GIVEN INFORMATION »
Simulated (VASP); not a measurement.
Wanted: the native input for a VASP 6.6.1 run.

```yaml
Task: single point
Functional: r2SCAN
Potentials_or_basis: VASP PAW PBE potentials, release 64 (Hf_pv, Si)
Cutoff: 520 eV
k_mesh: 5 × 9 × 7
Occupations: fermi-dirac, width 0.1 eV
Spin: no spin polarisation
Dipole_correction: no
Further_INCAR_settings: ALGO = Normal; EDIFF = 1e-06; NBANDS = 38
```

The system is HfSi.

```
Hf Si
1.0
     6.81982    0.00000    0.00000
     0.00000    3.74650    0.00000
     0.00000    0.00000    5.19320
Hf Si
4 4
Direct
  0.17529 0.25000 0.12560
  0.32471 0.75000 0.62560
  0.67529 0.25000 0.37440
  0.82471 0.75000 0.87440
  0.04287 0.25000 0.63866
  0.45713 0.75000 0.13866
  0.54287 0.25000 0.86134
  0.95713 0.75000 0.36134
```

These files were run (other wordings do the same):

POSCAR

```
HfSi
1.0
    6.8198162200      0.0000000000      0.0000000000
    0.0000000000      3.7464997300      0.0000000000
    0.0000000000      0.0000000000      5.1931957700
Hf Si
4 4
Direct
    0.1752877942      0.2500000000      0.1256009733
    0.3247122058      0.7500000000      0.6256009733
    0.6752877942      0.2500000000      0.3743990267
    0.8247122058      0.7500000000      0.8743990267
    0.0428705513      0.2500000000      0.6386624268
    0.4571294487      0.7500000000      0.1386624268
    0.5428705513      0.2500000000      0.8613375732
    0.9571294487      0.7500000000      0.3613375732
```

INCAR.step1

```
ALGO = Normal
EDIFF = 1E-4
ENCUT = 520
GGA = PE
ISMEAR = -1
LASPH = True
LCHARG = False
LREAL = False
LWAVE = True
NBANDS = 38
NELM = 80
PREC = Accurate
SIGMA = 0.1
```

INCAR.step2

WORK INSTRUCTION »
Your answer must be the data above, copied exactly from its first line through the line containing "These files were", and nothing more.

TASK ANSWER »
Simulated (VASP); not a measurement.
Wanted: the native input for a VASP 6.6.1 run.

```yaml
Task: single point
Functional: r2SCAN
Potentials_or_basis: VASP PAW PBE potentials, release 64 (Hf_pv, Si)
Cutoff: 520 eV
k_mesh: 5 × 9 × 7
Occupations: fermi-dirac, width 0.1 eV
Spin: no spin polarisation
Dipole_correction: no
Further_INCAR_settings: ALGO = Normal; EDIFF = 1e-06; NBANDS = 38
```

The system is HfSi.

```
Hf Si
1.0
     6.81982    0.00000    0.00000
     0.00000    3.74650    0.00000
     0.00000    0.00000    5.19320
Hf Si
4 4
Direct
  0.17529 0.25000 0.12560
  0.32471 0.75000 0.62560
  0.67529 0.25000 0.37440
  0.82471 0.75000 0.87440
  0.04287 0.25000 0.63866
  0.45713 0.75000 0.13866
  0.54287 0.25000 0.86134
  0.95713 0.75000 0.36134
```

These files were run (other wordings do the same):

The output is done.